### Work task
Up to and including the line that contains "Program: NWChem. Pople", reproduce every line exactly, beginning with the first line below.

━━━━━ Dataset content

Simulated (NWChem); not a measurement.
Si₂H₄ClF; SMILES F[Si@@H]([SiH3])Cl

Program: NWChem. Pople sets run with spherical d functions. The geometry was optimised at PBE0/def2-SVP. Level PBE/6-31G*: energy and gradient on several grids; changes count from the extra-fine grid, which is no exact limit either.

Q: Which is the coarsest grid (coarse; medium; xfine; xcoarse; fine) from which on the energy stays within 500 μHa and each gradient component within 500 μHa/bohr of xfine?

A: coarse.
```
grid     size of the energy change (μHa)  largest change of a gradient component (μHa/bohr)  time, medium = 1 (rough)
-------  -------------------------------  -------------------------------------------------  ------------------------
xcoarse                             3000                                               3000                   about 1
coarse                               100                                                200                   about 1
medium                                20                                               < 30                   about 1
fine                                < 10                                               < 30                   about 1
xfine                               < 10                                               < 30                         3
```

━━━━━━━━━━

### Written reply
Simulated (NWChem); not a measurement.
Si₂H₄ClF; SMILES F[Si@@H]([SiH3])Cl

Program: NWChem. Pople sets run with spherical d functions. The geometry was optimised at PBE0/def2-SVP. Level PBE/6-31G*: energy and gradient on several grids; changes count from the extra-fine grid, which is no exact limit either.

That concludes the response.